* **ASSIGNMENT**
Would you please repeat the material exactly, from the first line to the last?

* **INFORMATION SUPPLIED**
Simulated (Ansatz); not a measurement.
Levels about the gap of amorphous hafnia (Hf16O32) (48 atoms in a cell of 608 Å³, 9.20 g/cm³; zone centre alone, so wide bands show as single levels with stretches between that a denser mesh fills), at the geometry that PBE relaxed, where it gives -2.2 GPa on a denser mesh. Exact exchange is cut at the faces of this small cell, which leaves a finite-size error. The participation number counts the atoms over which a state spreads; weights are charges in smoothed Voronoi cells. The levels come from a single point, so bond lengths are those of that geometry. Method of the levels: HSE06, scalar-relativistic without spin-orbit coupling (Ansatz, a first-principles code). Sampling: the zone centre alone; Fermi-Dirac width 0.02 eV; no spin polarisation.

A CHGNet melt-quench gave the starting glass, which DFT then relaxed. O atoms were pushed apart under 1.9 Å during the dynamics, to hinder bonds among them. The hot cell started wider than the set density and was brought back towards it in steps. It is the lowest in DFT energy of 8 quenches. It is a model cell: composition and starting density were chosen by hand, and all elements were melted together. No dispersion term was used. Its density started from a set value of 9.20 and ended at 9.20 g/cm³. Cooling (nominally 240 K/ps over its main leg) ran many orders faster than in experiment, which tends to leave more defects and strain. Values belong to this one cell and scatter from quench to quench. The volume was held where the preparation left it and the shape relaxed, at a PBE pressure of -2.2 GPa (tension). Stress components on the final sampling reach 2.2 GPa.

* **EXERCISE SOLUTION**
Simulated (Ansatz); not a measurement.
Levels about the gap of amorphous hafnia (Hf16O32) (48 atoms in a cell of 608 Å³, 9.20 g/cm³; zone centre alone, so wide bands show as single levels with stretches between that a denser mesh fills), at the geometry that PBE relaxed, where it gives -2.2 GPa on a denser mesh. Exact exchange is cut at the faces of this small cell, which leaves a finite-size error. The participation number counts the atoms over which a state spreads; weights are charges in smoothed Voronoi cells. The levels come from a single point, so bond lengths are those of that geometry. Method of the levels: HSE06, scalar-relativistic without spin-orbit coupling (Ansatz, a first-principles code). Sampling: the zone centre alone; Fermi-Dirac width 0.02 eV; no spin polarisation.

A CHGNet melt-quench gave the starting glass, which DFT then relaxed. O atoms were pushed apart under 1.9 Å during the dynamics, to hinder bonds among them. The hot cell started wider than the set density and was brought back towards it in steps. It is the lowest in DFT energy of 8 quenches. It is a model cell: composition and starting density were chosen by hand, and all elements were melted together. No dispersion term was used. Its density started from a set value of 9.20 and ended at 9.20 g/cm³. Cooling (nominally 240 K/ps over its main leg) ran many orders faster than in experiment, which tends to leave more defects and strain. Values belong to this one cell and scatter from quench to quench. The volume was held where the preparation left it and the shape relaxed, at a PBE pressure of -2.2 GPa (tension). Stress components on the final sampling reach 2.2 GPa.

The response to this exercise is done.